--- START ---
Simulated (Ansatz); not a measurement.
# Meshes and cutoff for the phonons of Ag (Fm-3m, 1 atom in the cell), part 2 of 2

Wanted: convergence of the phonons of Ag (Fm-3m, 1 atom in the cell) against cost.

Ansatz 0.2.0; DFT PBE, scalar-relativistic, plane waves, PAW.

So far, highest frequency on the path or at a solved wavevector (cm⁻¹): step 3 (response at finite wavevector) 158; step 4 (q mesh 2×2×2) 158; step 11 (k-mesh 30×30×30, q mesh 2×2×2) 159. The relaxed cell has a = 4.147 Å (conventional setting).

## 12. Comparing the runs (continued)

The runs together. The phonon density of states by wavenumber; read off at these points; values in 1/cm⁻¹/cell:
--- END ---

__Work instruction__. What you return must be the entries, given again word for word.

__Written answer__.
Simulated (Ansatz); not a measurement.
# Meshes and cutoff for the phonons of Ag (Fm-3m, 1 atom in the cell), part 2 of 2

Wanted: convergence of the phonons of Ag (Fm-3m, 1 atom in the cell) against cost.

Ansatz 0.2.0; DFT PBE, scalar-relativistic, plane waves, PAW.

So far, highest frequency on the path or at a solved wavevector (cm⁻¹): step 3 (response at finite wavevector) 158; step 4 (q mesh 2×2×2) 158; step 11 (k-mesh 30×30×30, q mesh 2×2×2) 159. The relaxed cell has a = 4.147 Å (conventional setting).

## 12. Comparing the runs (continued)

The runs together. The phonon density of states by wavenumber; read off at these points; values in 1/cm⁻¹/cell:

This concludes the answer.